▸ **ACTIVITY**: Go through the records line by line from the top and repeat each one exactly, ending with the line that contains "Band structure of".

(MATERIAL SHOWN)

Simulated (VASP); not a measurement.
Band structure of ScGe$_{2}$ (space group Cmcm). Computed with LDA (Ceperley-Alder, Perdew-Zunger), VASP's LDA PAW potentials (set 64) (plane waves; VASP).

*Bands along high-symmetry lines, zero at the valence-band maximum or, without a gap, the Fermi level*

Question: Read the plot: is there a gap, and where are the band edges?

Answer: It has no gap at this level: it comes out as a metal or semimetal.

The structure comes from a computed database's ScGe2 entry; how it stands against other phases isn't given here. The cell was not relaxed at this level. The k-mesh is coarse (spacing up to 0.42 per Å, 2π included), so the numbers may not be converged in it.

(End MATERIAL SHOWN)

▸ **TASK SOLUTION**:
Simulated (VASP); not a measurement.
Band structure of ScGe$_{2}$ (space group Cmcm). Computed with LDA (Ceperley-Alder, Perdew-Zunger), VASP's LDA PAW potentials (set 64) (plane waves; VASP).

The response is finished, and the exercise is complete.